•••
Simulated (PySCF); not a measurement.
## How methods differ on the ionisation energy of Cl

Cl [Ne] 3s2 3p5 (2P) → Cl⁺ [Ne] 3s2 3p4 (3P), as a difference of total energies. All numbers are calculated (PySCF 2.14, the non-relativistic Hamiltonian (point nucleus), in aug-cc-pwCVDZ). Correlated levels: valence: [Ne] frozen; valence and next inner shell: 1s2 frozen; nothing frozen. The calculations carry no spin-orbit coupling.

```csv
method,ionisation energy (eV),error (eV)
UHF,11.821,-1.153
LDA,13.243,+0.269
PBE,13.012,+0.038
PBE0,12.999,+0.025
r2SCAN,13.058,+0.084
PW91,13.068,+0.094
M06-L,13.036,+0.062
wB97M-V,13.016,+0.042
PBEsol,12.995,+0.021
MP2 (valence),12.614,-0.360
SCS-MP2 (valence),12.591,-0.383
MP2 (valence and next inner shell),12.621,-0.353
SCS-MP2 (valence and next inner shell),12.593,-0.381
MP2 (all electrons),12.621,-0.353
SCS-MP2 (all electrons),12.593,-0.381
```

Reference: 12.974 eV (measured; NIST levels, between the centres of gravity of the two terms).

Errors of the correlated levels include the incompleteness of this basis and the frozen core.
•••

= Exercise =
Looking at the records above, return exactly the lines from the line with "## How methods" to the line with "Reference: 12.974 eV", both ends included.

= Problem solution =
## How methods differ on the ionisation energy of Cl

Cl [Ne] 3s2 3p5 (2P) → Cl⁺ [Ne] 3s2 3p4 (3P), as a difference of total energies. All numbers are calculated (PySCF 2.14, the non-relativistic Hamiltonian (point nucleus), in aug-cc-pwCVDZ). Correlated levels: valence: [Ne] frozen; valence and next inner shell: 1s2 frozen; nothing frozen. The calculations carry no spin-orbit coupling.

```csv
method,ionisation energy (eV),error (eV)
UHF,11.821,-1.153
LDA,13.243,+0.269
PBE,13.012,+0.038
PBE0,12.999,+0.025
r2SCAN,13.058,+0.084
PW91,13.068,+0.094
M06-L,13.036,+0.062
wB97M-V,13.016,+0.042
PBEsol,12.995,+0.021
MP2 (valence),12.614,-0.360
SCS-MP2 (valence),12.591,-0.383
MP2 (valence and next inner shell),12.621,-0.353
SCS-MP2 (valence and next inner shell),12.593,-0.381
MP2 (all electrons),12.621,-0.353
SCS-MP2 (all electrons),12.593,-0.381
```

Reference: 12.974 eV (measured; NIST levels, between the centres of gravity of the two terms).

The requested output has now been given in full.